**** PROVIDED RECORDS ****

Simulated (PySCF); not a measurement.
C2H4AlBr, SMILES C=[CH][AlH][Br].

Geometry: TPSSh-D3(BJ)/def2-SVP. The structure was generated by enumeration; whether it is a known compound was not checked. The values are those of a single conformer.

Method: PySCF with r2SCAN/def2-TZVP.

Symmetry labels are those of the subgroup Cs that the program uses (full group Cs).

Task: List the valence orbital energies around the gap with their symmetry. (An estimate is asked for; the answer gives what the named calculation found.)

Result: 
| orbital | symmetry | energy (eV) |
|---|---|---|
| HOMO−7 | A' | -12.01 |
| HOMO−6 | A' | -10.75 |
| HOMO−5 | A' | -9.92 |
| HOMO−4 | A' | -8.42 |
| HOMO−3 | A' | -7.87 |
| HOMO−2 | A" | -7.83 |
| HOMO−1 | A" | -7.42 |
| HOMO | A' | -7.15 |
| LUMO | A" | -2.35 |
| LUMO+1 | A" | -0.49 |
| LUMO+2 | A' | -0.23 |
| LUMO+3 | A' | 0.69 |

****

● REQUIRED ACTION: From the first line of the data above through the line containing "LUMO+2 | A' | -0.23 |", set each line down again exactly; include both ends and omit everything else.

● TASK RESULT:
Simulated (PySCF); not a measurement.
C2H4AlBr, SMILES C=[CH][AlH][Br].

Geometry: TPSSh-D3(BJ)/def2-SVP. The structure was generated by enumeration; whether it is a known compound was not checked. The values are those of a single conformer.

Method: PySCF with r2SCAN/def2-TZVP.

Symmetry labels are those of the subgroup Cs that the program uses (full group Cs).

Task: List the valence orbital energies around the gap with their symmetry. (An estimate is asked for; the answer gives what the named calculation found.)

Result: 
| orbital | symmetry | energy (eV) |
|---|---|---|
| HOMO−7 | A' | -12.01 |
| HOMO−6 | A' | -10.75 |
| HOMO−5 | A' | -9.92 |
| HOMO−4 | A' | -8.42 |
| HOMO−3 | A' | -7.87 |
| HOMO−2 | A" | -7.83 |
| HOMO−1 | A" | -7.42 |
| HOMO | A' | -7.15 |
| LUMO | A" | -2.35 |
| LUMO+1 | A" | -0.49 |
| LUMO+2 | A' | -0.23 |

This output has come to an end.